» Requirement:
Please write out word for word the opening lines of the material, including the line with "Computed with Cantera" as the last.

» Material supplied:
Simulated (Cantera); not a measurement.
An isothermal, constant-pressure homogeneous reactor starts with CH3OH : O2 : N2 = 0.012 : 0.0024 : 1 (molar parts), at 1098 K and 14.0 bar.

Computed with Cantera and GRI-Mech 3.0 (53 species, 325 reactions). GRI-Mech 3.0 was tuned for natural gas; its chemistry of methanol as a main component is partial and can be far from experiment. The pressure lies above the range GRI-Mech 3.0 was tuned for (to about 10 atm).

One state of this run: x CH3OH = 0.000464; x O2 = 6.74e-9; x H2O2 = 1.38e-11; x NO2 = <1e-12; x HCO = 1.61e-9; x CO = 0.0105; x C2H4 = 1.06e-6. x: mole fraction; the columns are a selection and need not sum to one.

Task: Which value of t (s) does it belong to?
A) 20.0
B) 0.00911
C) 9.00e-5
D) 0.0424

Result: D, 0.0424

» Task result:
Simulated (Cantera); not a measurement.
An isothermal, constant-pressure homogeneous reactor starts with CH3OH : O2 : N2 = 0.012 : 0.0024 : 1 (molar parts), at 1098 K and 14.0 bar.

Computed with Cantera and GRI-Mech 3.0 (53 species, 325 reactions). GRI-Mech 3.0 was tuned for natural gas; its chemistry of methanol as a main component is partial and can be far from experiment. The pressure lies above the range GRI-Mech 3.0 was tuned for (to about 10 atm).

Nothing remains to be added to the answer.